▶ **Work order**: Look in the material below for the line holding "The picture shows". Set it down exactly, with each later line up to and including the line holding "Where is the".

▶ **Supplied entries**:
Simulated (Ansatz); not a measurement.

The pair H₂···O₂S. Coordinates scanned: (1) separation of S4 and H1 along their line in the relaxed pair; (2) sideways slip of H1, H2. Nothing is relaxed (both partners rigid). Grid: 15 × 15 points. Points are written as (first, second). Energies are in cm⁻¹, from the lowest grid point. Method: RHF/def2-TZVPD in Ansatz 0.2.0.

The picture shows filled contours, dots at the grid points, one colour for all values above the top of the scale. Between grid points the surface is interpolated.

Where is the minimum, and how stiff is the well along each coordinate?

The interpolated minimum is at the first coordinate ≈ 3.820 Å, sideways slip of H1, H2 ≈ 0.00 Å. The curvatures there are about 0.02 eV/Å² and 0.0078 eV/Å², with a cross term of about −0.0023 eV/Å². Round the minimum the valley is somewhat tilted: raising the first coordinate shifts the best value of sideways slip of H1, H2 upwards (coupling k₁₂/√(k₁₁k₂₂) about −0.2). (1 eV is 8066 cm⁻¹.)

▶ **Expected answer**:
The picture shows filled contours, dots at the grid points, one colour for all values above the top of the scale. Between grid points the surface is interpolated.

Where is the minimum, and how stiff is the well along each coordinate?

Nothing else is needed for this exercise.